**Task item:** Restate the listing in full, keeping every word as it is.

____ Input data
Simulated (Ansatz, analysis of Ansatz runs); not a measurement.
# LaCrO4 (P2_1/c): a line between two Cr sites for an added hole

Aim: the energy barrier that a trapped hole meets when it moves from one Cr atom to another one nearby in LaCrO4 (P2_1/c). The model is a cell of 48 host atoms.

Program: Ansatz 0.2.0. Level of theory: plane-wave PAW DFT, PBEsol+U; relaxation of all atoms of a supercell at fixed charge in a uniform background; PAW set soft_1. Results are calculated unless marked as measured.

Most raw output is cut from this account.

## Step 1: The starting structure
________

**Result:**
Simulated (Ansatz, analysis of Ansatz runs); not a measurement.
# LaCrO4 (P2_1/c): a line between two Cr sites for an added hole

Aim: the energy barrier that a trapped hole meets when it moves from one Cr atom to another one nearby in LaCrO4 (P2_1/c). The model is a cell of 48 host atoms.

Program: Ansatz 0.2.0. Level of theory: plane-wave PAW DFT, PBEsol+U; relaxation of all atoms of a supercell at fixed charge in a uniform background; PAW set soft_1. Results are calculated unless marked as measured.

Most raw output is cut from this account.

## Step 1: The starting structure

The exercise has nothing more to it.